*Work item*
Nothing outside the range is wanted. Repeat exactly the lines below from the one with "Cutoff | 520 eV |" through the one with "Caveat: spin-orbit coupling".

*Supplied entries*
########################################
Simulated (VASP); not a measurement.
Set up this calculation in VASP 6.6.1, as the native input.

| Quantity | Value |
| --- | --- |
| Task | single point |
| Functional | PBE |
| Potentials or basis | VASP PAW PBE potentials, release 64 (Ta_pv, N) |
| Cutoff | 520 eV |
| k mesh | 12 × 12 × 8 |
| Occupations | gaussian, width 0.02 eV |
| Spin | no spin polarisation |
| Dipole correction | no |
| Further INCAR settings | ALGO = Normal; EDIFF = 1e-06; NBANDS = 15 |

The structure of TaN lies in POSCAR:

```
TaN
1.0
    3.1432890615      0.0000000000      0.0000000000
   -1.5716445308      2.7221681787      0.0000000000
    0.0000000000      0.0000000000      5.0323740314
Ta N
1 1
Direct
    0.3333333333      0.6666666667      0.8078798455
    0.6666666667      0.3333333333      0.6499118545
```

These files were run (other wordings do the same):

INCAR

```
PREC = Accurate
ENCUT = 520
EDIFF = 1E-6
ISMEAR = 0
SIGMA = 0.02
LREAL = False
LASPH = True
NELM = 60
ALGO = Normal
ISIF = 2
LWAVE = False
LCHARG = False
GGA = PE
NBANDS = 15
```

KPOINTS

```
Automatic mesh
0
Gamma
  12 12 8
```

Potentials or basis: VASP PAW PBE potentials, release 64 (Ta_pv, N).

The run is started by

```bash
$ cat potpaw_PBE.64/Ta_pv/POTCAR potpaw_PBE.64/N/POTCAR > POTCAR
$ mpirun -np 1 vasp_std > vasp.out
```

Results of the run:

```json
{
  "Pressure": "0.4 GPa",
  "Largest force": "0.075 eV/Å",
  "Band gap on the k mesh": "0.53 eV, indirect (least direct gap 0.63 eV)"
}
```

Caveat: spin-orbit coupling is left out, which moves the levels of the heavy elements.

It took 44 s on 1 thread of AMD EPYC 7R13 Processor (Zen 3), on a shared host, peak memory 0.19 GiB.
########################################

*Your solution*
| Cutoff | 520 eV |
| k mesh | 12 × 12 × 8 |
| Occupations | gaussian, width 0.02 eV |
| Spin | no spin polarisation |
| Dipole correction | no |
| Further INCAR settings | ALGO = Normal; EDIFF = 1e-06; NBANDS = 15 |

The structure of TaN lies in POSCAR:

```
TaN
1.0
    3.1432890615      0.0000000000      0.0000000000
   -1.5716445308      2.7221681787      0.0000000000
    0.0000000000      0.0000000000      5.0323740314
Ta N
1 1
Direct
    0.3333333333      0.6666666667      0.8078798455
    0.6666666667      0.3333333333      0.6499118545
```

These files were run (other wordings do the same):

INCAR

```
PREC = Accurate
ENCUT = 520
EDIFF = 1E-6
ISMEAR = 0
SIGMA = 0.02
LREAL = False
LASPH = True
NELM = 60
ALGO = Normal
ISIF = 2
LWAVE = False
LCHARG = False
GGA = PE
NBANDS = 15
```

KPOINTS

```
Automatic mesh
0
Gamma
  12 12 8
```

Potentials or basis: VASP PAW PBE potentials, release 64 (Ta_pv, N).

The run is started by

```bash
$ cat potpaw_PBE.64/Ta_pv/POTCAR potpaw_PBE.64/N/POTCAR > POTCAR
$ mpirun -np 1 vasp_std > vasp.out
```

Results of the run:

```json
{
  "Pressure": "0.4 GPa",
  "Largest force": "0.075 eV/Å",
  "Band gap on the k mesh": "0.53 eV, indirect (least direct gap 0.63 eV)"
}
```

Caveat: spin-orbit coupling is left out, which moves the levels of the heavy elements.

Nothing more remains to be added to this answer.